Required action: Copy out the data below, all of it, exactly.

-------------------------

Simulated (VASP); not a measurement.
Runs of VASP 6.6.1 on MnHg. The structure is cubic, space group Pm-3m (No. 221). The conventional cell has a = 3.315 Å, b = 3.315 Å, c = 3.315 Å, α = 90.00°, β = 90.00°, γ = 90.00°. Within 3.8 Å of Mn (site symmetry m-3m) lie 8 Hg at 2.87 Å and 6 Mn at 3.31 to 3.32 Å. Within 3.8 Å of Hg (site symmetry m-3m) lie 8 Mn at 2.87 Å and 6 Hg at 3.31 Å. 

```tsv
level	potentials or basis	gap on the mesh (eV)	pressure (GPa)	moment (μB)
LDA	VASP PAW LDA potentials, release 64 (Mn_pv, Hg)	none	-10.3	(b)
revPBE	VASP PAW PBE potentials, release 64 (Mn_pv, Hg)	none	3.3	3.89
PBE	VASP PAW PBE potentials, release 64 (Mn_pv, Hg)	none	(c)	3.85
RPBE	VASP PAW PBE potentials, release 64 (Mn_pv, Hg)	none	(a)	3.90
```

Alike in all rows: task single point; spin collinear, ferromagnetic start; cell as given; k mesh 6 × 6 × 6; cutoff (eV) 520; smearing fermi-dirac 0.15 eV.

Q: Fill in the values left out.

-------------------------

Exercise answer:
Simulated (VASP); not a measurement.
Runs of VASP 6.6.1 on MnHg. The structure is cubic, space group Pm-3m (No. 221). The conventional cell has a = 3.315 Å, b = 3.315 Å, c = 3.315 Å, α = 90.00°, β = 90.00°, γ = 90.00°. Within 3.8 Å of Mn (site symmetry m-3m) lie 8 Hg at 2.87 Å and 6 Mn at 3.31 to 3.32 Å. Within 3.8 Å of Hg (site symmetry m-3m) lie 8 Mn at 2.87 Å and 6 Hg at 3.31 Å. 

```tsv
level	potentials or basis	gap on the mesh (eV)	pressure (GPa)	moment (μB)
LDA	VASP PAW LDA potentials, release 64 (Mn_pv, Hg)	none	-10.3	(b)
revPBE	VASP PAW PBE potentials, release 64 (Mn_pv, Hg)	none	3.3	3.89
PBE	VASP PAW PBE potentials, release 64 (Mn_pv, Hg)	none	(c)	3.85
RPBE	VASP PAW PBE potentials, release 64 (Mn_pv, Hg)	none	(a)	3.90
```

Alike in all rows: task single point; spin collinear, ferromagnetic start; cell as given; k mesh 6 × 6 × 6; cutoff (eV) 520; smearing fermi-dirac 0.15 eV.

Q: Fill in the values left out.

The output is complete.